> _ASSIGNMENT_
Write each of the records out again exactly.

------------------------------------------------------------

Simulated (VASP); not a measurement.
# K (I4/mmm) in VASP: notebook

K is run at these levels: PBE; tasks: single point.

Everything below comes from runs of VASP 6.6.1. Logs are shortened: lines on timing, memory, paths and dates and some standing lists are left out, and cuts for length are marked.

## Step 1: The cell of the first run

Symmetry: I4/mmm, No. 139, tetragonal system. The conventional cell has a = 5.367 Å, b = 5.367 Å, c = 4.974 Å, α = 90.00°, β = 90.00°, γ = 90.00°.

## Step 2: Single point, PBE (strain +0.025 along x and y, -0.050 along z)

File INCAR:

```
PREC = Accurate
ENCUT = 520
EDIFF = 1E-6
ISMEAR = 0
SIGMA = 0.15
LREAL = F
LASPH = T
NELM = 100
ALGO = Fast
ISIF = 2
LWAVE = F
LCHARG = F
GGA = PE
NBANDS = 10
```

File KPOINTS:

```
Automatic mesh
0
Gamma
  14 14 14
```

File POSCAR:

------------------------------------------------------------

> _ANSWER AREA_
Simulated (VASP); not a measurement.
# K (I4/mmm) in VASP: notebook

K is run at these levels: PBE; tasks: single point.

Everything below comes from runs of VASP 6.6.1. Logs are shortened: lines on timing, memory, paths and dates and some standing lists are left out, and cuts for length are marked.

## Step 1: The cell of the first run

Symmetry: I4/mmm, No. 139, tetragonal system. The conventional cell has a = 5.367 Å, b = 5.367 Å, c = 4.974 Å, α = 90.00°, β = 90.00°, γ = 90.00°.

## Step 2: Single point, PBE (strain +0.025 along x and y, -0.050 along z)

File INCAR:

```
PREC = Accurate
ENCUT = 520
EDIFF = 1E-6
ISMEAR = 0
SIGMA = 0.15
LREAL = F
LASPH = T
NELM = 100
ALGO = Fast
ISIF = 2
LWAVE = F
LCHARG = F
GGA = PE
NBANDS = 10
```

File KPOINTS:

```
Automatic mesh
0
Gamma
  14 14 14
```

File POSCAR:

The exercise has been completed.